::::::::::

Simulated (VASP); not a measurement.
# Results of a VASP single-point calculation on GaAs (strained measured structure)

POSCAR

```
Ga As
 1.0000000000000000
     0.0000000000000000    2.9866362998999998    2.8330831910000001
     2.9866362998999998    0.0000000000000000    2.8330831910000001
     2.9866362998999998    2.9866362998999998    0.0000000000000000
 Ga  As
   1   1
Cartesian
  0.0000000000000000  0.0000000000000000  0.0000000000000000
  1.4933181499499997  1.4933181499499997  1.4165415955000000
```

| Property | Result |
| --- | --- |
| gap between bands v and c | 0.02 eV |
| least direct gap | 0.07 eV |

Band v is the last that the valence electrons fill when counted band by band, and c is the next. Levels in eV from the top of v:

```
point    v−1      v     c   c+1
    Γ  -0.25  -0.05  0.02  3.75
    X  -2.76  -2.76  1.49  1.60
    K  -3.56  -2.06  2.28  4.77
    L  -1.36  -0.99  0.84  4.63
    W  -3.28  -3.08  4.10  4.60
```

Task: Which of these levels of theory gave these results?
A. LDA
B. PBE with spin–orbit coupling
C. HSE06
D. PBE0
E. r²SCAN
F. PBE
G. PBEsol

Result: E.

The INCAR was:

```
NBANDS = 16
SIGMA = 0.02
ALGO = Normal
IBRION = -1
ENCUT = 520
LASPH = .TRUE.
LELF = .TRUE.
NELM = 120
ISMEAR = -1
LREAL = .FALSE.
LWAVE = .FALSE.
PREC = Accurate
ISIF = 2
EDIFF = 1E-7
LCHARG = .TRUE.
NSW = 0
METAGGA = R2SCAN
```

::::::::::

*Work order:* Your task is to restate, word for word, the lines from the beginning of the records to the line with "gap | 0.07 eV |", inclusive.

*Answer area:*
Simulated (VASP); not a measurement.
# Results of a VASP single-point calculation on GaAs (strained measured structure)

POSCAR

```
Ga As
 1.0000000000000000
     0.0000000000000000    2.9866362998999998    2.8330831910000001
     2.9866362998999998    0.0000000000000000    2.8330831910000001
     2.9866362998999998    2.9866362998999998    0.0000000000000000
 Ga  As
   1   1
Cartesian
  0.0000000000000000  0.0000000000000000  0.0000000000000000
  1.4933181499499997  1.4933181499499997  1.4165415955000000
```

| Property | Result |
| --- | --- |
| gap between bands v and c | 0.02 eV |
| least direct gap | 0.07 eV |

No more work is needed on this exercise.